:: REQUIREMENT ::
Output each entry verbatim.

Start of Block
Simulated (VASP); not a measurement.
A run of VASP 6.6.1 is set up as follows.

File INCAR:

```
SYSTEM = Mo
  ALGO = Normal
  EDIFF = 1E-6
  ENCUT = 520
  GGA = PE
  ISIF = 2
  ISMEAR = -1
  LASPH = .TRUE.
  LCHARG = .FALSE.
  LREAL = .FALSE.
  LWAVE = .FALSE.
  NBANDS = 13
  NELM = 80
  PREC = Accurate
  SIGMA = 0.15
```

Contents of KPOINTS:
End of Block

:: YOUR SOLUTION ::
Simulated (VASP); not a measurement.
A run of VASP 6.6.1 is set up as follows.

File INCAR:

```
SYSTEM = Mo
  ALGO = Normal
  EDIFF = 1E-6
  ENCUT = 520
  GGA = PE
  ISIF = 2
  ISMEAR = -1
  LASPH = .TRUE.
  LCHARG = .FALSE.
  LREAL = .FALSE.
  LWAVE = .FALSE.
  NBANDS = 13
  NELM = 80
  PREC = Accurate
  SIGMA = 0.15
```

Contents of KPOINTS:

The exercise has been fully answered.